▶ [Record set]
::::

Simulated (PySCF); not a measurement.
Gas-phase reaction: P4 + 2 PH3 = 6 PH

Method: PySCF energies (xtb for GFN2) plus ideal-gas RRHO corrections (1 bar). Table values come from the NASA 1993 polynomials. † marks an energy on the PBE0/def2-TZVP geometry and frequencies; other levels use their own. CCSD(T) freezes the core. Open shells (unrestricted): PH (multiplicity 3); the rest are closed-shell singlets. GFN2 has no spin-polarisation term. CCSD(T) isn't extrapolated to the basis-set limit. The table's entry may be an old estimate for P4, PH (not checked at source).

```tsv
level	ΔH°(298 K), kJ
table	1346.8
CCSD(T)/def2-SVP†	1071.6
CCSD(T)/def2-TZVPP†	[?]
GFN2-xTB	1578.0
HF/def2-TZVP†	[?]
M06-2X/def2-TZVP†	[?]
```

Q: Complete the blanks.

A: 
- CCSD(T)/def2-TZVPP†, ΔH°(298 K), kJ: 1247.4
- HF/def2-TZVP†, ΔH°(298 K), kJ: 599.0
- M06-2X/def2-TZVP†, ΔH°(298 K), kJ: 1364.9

::::

▶ [Action item]
Set down, exactly as they stand above, the lines starting with the line with "- CCSD(T)/def2-TZVPP†, ΔH°(298 K), kJ: 1247.4" and going on through the line with "- HF/def2-TZVP†, ΔH°(298 K), kJ: 599.0", and no others.

▶ [Response]
- CCSD(T)/def2-TZVPP†, ΔH°(298 K), kJ: 1247.4
- HF/def2-TZVP†, ΔH°(298 K), kJ: 599.0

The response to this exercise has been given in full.